▶ [Task item]
Beginning at the first line of the data, print each line exactly, stopping after the line that contains "A pattern alone".

══ Supplied entries ══

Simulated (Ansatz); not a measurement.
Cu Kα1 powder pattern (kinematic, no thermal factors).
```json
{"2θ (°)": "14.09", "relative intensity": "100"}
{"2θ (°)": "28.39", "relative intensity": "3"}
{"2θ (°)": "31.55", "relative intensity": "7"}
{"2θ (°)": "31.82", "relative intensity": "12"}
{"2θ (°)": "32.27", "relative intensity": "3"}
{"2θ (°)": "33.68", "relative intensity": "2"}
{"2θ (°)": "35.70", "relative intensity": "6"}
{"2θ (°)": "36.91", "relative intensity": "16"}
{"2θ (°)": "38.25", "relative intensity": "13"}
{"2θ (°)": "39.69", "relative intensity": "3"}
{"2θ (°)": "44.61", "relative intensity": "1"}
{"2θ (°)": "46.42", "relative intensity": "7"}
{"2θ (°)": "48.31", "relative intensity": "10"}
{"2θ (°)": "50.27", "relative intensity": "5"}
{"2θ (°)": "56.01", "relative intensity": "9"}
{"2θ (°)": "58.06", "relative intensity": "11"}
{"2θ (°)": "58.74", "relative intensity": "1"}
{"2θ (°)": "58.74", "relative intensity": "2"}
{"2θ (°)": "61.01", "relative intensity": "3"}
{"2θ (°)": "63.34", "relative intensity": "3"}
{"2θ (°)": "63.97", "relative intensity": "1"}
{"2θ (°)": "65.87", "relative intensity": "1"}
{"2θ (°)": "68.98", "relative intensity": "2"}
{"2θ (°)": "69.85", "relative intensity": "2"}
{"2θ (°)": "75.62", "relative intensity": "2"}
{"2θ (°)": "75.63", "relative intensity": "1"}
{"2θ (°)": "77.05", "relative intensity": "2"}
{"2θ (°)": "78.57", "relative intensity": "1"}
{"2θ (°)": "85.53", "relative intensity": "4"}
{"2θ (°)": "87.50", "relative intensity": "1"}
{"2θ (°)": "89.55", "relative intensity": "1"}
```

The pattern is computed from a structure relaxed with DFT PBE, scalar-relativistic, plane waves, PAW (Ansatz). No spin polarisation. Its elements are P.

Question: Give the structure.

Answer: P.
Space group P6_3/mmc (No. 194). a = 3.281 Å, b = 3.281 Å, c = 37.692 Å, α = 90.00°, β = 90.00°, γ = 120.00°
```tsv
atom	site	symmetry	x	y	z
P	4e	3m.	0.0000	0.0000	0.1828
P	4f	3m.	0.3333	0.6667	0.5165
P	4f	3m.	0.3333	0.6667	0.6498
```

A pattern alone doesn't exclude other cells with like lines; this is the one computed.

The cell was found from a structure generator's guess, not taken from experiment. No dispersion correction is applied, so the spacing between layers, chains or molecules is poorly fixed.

═══

▶ [Result]
Simulated (Ansatz); not a measurement.
Cu Kα1 powder pattern (kinematic, no thermal factors).
```json
{"2θ (°)": "14.09", "relative intensity": "100"}
{"2θ (°)": "28.39", "relative intensity": "3"}
{"2θ (°)": "31.55", "relative intensity": "7"}
{"2θ (°)": "31.82", "relative intensity": "12"}
{"2θ (°)": "32.27", "relative intensity": "3"}
{"2θ (°)": "33.68", "relative intensity": "2"}
{"2θ (°)": "35.70", "relative intensity": "6"}
{"2θ (°)": "36.91", "relative intensity": "16"}
{"2θ (°)": "38.25", "relative intensity": "13"}
{"2θ (°)": "39.69", "relative intensity": "3"}
{"2θ (°)": "44.61", "relative intensity": "1"}
{"2θ (°)": "46.42", "relative intensity": "7"}
{"2θ (°)": "48.31", "relative intensity": "10"}
{"2θ (°)": "50.27", "relative intensity": "5"}
{"2θ (°)": "56.01", "relative intensity": "9"}
{"2θ (°)": "58.06", "relative intensity": "11"}
{"2θ (°)": "58.74", "relative intensity": "1"}
{"2θ (°)": "58.74", "relative intensity": "2"}
{"2θ (°)": "61.01", "relative intensity": "3"}
{"2θ (°)": "63.34", "relative intensity": "3"}
{"2θ (°)": "63.97", "relative intensity": "1"}
{"2θ (°)": "65.87", "relative intensity": "1"}
{"2θ (°)": "68.98", "relative intensity": "2"}
{"2θ (°)": "69.85", "relative intensity": "2"}
{"2θ (°)": "75.62", "relative intensity": "2"}
{"2θ (°)": "75.63", "relative intensity": "1"}
{"2θ (°)": "77.05", "relative intensity": "2"}
{"2θ (°)": "78.57", "relative intensity": "1"}
{"2θ (°)": "85.53", "relative intensity": "4"}
{"2θ (°)": "87.50", "relative intensity": "1"}
{"2θ (°)": "89.55", "relative intensity": "1"}
```

The pattern is computed from a structure relaxed with DFT PBE, scalar-relativistic, plane waves, PAW (Ansatz). No spin polarisation. Its elements are P.

Question: Give the structure.

Answer: P.
Space group P6_3/mmc (No. 194). a = 3.281 Å, b = 3.281 Å, c = 37.692 Å, α = 90.00°, β = 90.00°, γ = 120.00°
```tsv
atom	site	symmetry	x	y	z
P	4e	3m.	0.0000	0.0000	0.1828
P	4f	3m.	0.3333	0.6667	0.5165
P	4f	3m.	0.3333	0.6667	0.6498
```

A pattern alone doesn't exclude other cells with like lines; this is the one computed.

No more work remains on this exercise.